- Recorded information:
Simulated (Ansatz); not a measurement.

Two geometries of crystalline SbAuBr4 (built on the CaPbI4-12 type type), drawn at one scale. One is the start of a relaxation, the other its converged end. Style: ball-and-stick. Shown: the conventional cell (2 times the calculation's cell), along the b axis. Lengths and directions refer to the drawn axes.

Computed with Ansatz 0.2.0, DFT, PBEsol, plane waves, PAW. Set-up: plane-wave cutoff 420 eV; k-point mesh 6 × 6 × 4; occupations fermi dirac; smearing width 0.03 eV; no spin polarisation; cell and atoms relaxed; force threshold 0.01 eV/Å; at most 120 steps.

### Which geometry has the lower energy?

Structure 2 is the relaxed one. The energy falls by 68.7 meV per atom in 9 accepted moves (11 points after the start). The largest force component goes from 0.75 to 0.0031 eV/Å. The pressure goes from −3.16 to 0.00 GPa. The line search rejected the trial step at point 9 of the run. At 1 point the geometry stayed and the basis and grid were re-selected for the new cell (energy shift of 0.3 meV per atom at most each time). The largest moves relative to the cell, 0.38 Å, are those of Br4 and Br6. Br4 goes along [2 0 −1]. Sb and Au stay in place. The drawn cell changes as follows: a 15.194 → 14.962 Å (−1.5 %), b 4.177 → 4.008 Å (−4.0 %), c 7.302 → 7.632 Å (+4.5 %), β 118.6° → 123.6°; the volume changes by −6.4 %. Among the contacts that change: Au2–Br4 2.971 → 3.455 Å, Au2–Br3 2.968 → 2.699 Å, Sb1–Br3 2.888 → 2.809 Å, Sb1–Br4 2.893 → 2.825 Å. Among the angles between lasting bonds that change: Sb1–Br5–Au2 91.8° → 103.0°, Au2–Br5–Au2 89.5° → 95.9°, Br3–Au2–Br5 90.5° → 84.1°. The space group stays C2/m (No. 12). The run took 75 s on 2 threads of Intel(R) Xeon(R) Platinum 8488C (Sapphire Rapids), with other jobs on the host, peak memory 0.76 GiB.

- Work order: Start at the first line of the entries above. Set down each line exactly through the one with "Two geometries of", and stop there.

- Exercise output:
Simulated (Ansatz); not a measurement.

Two geometries of crystalline SbAuBr4 (built on the CaPbI4-12 type type), drawn at one scale. One is the start of a relaxation, the other its converged end. Style: ball-and-stick. Shown: the conventional cell (2 times the calculation's cell), along the b axis. Lengths and directions refer to the drawn axes.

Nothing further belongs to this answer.